===

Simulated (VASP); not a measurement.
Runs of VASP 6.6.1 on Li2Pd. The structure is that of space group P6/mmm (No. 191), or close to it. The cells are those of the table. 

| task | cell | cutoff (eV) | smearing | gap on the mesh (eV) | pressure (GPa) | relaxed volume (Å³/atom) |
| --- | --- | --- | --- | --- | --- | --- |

===

**Assigned task**
Give the entries again in full, exactly as they were written above.

**Written solution**
Simulated (VASP); not a measurement.
Runs of VASP 6.6.1 on Li2Pd. The structure is that of space group P6/mmm (No. 191), or close to it. The cells are those of the table. 

| task | cell | cutoff (eV) | smearing | gap on the mesh (eV) | pressure (GPa) | relaxed volume (Å³/atom) |
| --- | --- | --- | --- | --- | --- | --- |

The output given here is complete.